Given records
______________________________
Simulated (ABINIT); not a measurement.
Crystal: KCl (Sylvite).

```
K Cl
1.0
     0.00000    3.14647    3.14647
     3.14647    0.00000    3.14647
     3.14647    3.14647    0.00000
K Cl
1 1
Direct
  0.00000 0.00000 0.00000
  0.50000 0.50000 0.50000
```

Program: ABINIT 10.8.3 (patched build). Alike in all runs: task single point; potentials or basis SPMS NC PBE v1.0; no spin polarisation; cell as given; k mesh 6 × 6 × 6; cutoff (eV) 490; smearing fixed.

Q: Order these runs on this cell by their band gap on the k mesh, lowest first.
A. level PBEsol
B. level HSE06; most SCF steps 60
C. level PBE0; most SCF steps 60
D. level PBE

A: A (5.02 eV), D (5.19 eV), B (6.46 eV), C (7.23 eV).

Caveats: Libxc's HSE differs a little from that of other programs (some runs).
______________________________

Work order
Word for word, write out the entries above again.

Task solution
Simulated (ABINIT); not a measurement.
Crystal: KCl (Sylvite).

```
K Cl
1.0
     0.00000    3.14647    3.14647
     3.14647    0.00000    3.14647
     3.14647    3.14647    0.00000
K Cl
1 1
Direct
  0.00000 0.00000 0.00000
  0.50000 0.50000 0.50000
```

Program: ABINIT 10.8.3 (patched build). Alike in all runs: task single point; potentials or basis SPMS NC PBE v1.0; no spin polarisation; cell as given; k mesh 6 × 6 × 6; cutoff (eV) 490; smearing fixed.

Q: Order these runs on this cell by their band gap on the k mesh, lowest first.
A. level PBEsol
B. level HSE06; most SCF steps 60
C. level PBE0; most SCF steps 60
D. level PBE

A: A (5.02 eV), D (5.19 eV), B (6.46 eV), C (7.23 eV).

Caveats: Libxc's HSE differs a little from that of other programs (some runs).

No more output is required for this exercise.